▸ Assigned task
Word for word, restate the lines of the material below from its first line through the one containing "Runs on Al. Level: LDA. Tasks: single point.". Omit the rest.

= = = =
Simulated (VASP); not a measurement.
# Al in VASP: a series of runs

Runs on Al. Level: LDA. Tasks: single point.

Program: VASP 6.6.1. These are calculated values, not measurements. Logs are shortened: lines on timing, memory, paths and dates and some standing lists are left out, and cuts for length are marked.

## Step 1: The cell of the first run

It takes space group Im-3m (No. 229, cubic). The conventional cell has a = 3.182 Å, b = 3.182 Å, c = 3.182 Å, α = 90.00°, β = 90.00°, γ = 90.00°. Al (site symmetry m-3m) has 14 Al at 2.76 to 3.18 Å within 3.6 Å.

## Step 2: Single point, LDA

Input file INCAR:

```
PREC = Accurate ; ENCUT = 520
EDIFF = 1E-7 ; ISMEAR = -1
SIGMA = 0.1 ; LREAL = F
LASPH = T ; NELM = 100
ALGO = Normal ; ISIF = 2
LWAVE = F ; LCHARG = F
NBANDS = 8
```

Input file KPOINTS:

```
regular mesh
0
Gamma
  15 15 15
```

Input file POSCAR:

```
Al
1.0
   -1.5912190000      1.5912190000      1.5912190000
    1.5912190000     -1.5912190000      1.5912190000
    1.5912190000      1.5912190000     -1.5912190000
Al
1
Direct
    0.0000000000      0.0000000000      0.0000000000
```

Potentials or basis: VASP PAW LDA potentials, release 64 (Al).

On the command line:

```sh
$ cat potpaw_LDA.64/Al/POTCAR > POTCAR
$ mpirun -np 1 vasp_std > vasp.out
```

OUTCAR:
= = = =

▸ Exercise output
Simulated (VASP); not a measurement.
# Al in VASP: a series of runs

Runs on Al. Level: LDA. Tasks: single point.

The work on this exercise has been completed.